> _Supplied entries_:
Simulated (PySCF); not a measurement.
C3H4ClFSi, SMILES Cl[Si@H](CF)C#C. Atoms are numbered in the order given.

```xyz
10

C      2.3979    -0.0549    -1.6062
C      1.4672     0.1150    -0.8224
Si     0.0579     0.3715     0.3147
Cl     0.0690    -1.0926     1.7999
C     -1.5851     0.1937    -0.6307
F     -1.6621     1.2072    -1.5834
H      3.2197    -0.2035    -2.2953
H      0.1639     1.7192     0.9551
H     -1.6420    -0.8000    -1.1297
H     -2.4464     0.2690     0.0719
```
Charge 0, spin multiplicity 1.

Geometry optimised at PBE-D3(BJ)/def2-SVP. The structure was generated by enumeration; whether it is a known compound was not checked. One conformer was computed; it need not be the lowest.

> _Work order_: Repeat every entry exactly as written above.

> _Reply_:
Simulated (PySCF); not a measurement.
C3H4ClFSi, SMILES Cl[Si@H](CF)C#C. Atoms are numbered in the order given.

```xyz
10

C      2.3979    -0.0549    -1.6062
C      1.4672     0.1150    -0.8224
Si     0.0579     0.3715     0.3147
Cl     0.0690    -1.0926     1.7999
C     -1.5851     0.1937    -0.6307
F     -1.6621     1.2072    -1.5834
H      3.2197    -0.2035    -2.2953
H      0.1639     1.7192     0.9551
H     -1.6420    -0.8000    -1.1297
H     -2.4464     0.2690     0.0719
```
Charge 0, spin multiplicity 1.

Geometry optimised at PBE-D3(BJ)/def2-SVP. The structure was generated by enumeration; whether it is a known compound was not checked. One conformer was computed; it need not be the lowest.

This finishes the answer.